TASK ITEM:
Would you quote the material below from its first line through the line containing "A metal at this", exactly and with both ends included?

- Opening Delimiter -
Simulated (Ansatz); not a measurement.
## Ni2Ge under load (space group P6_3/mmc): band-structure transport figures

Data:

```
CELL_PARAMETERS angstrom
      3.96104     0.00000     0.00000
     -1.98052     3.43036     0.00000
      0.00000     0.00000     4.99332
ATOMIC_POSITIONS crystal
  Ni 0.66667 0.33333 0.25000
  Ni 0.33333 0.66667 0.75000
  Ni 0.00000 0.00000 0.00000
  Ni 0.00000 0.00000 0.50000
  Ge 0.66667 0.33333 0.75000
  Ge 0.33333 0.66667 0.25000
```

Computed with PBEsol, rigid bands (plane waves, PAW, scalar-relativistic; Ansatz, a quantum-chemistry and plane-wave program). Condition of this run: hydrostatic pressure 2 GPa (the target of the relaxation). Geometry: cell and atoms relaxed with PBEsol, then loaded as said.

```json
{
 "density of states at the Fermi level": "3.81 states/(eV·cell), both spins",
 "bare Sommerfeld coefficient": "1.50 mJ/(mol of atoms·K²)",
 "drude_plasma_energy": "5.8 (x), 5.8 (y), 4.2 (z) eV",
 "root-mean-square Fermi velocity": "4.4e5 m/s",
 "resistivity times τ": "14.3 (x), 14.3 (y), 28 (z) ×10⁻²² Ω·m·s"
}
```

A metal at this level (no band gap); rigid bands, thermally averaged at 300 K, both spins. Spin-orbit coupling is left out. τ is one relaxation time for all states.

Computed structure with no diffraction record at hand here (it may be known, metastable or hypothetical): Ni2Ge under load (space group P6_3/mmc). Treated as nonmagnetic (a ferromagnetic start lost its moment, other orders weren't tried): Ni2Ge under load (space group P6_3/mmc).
- Closing Delimiter -

RESPONSE BOX:
Simulated (Ansatz); not a measurement.
## Ni2Ge under load (space group P6_3/mmc): band-structure transport figures

Data:

```
CELL_PARAMETERS angstrom
      3.96104     0.00000     0.00000
     -1.98052     3.43036     0.00000
      0.00000     0.00000     4.99332
ATOMIC_POSITIONS crystal
  Ni 0.66667 0.33333 0.25000
  Ni 0.33333 0.66667 0.75000
  Ni 0.00000 0.00000 0.00000
  Ni 0.00000 0.00000 0.50000
  Ge 0.66667 0.33333 0.75000
  Ge 0.33333 0.66667 0.25000
```

Computed with PBEsol, rigid bands (plane waves, PAW, scalar-relativistic; Ansatz, a quantum-chemistry and plane-wave program). Condition of this run: hydrostatic pressure 2 GPa (the target of the relaxation). Geometry: cell and atoms relaxed with PBEsol, then loaded as said.

```json
{
 "density of states at the Fermi level": "3.81 states/(eV·cell), both spins",
 "bare Sommerfeld coefficient": "1.50 mJ/(mol of atoms·K²)",
 "drude_plasma_energy": "5.8 (x), 5.8 (y), 4.2 (z) eV",
 "root-mean-square Fermi velocity": "4.4e5 m/s",
 "resistivity times τ": "14.3 (x), 14.3 (y), 28 (z) ×10⁻²² Ω·m·s"
}
```

A metal at this level (no band gap); rigid bands, thermally averaged at 300 K, both spins. Spin-orbit coupling is left out. τ is one relaxation time for all states.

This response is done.